Activity:
Reproduce word for word the lines between those holding "-408.39 | 0.365 |" and "-119.28 | 0.933 |", inclusive, and nothing else from the data below.

Study material:
# # #

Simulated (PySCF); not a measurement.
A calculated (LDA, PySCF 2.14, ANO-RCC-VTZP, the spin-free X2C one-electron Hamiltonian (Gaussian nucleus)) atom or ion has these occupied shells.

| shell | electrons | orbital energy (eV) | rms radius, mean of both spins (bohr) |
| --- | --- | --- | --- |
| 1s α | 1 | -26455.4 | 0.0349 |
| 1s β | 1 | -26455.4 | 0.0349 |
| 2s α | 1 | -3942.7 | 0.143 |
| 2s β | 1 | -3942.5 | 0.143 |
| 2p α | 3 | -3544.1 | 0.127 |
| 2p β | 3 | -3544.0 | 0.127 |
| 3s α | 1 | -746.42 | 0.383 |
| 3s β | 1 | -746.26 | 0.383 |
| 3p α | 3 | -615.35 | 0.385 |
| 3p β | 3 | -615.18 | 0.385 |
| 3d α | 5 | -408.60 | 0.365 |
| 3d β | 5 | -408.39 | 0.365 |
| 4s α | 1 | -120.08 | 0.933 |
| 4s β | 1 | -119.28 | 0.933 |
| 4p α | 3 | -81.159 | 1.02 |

# # #

Exercise result:
| 3d β | 5 | -408.39 | 0.365 |
| 4s α | 1 | -120.08 | 0.933 |
| 4s β | 1 | -119.28 | 0.933 |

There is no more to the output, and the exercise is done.